- _Assigned task_: This exercise calls for the listing to be set down exactly.

- _Excerpted data_:
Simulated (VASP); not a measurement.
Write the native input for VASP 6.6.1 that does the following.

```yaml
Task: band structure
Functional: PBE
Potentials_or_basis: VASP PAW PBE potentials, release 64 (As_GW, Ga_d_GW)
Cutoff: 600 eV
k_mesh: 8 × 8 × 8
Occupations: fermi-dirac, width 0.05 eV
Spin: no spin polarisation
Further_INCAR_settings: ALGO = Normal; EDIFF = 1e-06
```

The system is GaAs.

- _Your solution_:
Simulated (VASP); not a measurement.
Write the native input for VASP 6.6.1 that does the following.

```yaml
Task: band structure
Functional: PBE
Potentials_or_basis: VASP PAW PBE potentials, release 64 (As_GW, Ga_d_GW)
Cutoff: 600 eV
k_mesh: 8 × 8 × 8
Occupations: fermi-dirac, width 0.05 eV
Spin: no spin polarisation
Further_INCAR_settings: ALGO = Normal; EDIFF = 1e-06
```

The system is GaAs.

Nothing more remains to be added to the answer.